▶ [EXCERPTED RECORDS]:
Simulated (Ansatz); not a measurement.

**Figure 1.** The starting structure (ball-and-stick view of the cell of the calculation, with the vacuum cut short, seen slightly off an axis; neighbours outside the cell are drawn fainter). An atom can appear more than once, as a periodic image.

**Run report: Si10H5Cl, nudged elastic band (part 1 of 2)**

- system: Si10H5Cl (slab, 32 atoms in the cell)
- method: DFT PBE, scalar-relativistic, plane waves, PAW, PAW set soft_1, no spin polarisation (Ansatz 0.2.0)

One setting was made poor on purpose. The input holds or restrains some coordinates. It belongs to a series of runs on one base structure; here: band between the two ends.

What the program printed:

▶ [WORK INSTRUCTION]:
Copy every line of the records above, starting with the first, up to and including the line containing "One setting was".

▶ [TASK OUTPUT]:
Simulated (Ansatz); not a measurement.

**Figure 1.** The starting structure (ball-and-stick view of the cell of the calculation, with the vacuum cut short, seen slightly off an axis; neighbours outside the cell are drawn fainter). An atom can appear more than once, as a periodic image.

**Run report: Si10H5Cl, nudged elastic band (part 1 of 2)**

- system: Si10H5Cl (slab, 32 atoms in the cell)
- method: DFT PBE, scalar-relativistic, plane waves, PAW, PAW set soft_1, no spin polarisation (Ansatz 0.2.0)

One setting was made poor on purpose. The input holds or restrains some coordinates. It belongs to a series of runs on one base structure; here: band between the two ends.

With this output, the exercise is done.